> _Assigned task_:
Please copy all of the records exactly, leaving nothing out.

# # # # #

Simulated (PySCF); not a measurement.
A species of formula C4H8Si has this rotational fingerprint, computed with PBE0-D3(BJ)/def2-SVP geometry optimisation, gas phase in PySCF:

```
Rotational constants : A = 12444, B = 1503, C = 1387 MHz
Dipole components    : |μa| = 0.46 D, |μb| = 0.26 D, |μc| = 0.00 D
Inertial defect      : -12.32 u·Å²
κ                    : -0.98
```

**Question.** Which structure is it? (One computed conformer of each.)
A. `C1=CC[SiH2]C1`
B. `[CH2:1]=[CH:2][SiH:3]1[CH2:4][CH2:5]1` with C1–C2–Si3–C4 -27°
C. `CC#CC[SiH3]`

# # # # #

> _Reply_:
Simulated (PySCF); not a measurement.
A species of formula C4H8Si has this rotational fingerprint, computed with PBE0-D3(BJ)/def2-SVP geometry optimisation, gas phase in PySCF:

```
Rotational constants : A = 12444, B = 1503, C = 1387 MHz
Dipole components    : |μa| = 0.46 D, |μb| = 0.26 D, |μc| = 0.00 D
Inertial defect      : -12.32 u·Å²
κ                    : -0.98
```

**Question.** Which structure is it? (One computed conformer of each.)
A. `C1=CC[SiH2]C1`
B. `[CH2:1]=[CH:2][SiH:3]1[CH2:4][CH2:5]1` with C1–C2–Si3–C4 -27°
C. `CC#CC[SiH3]`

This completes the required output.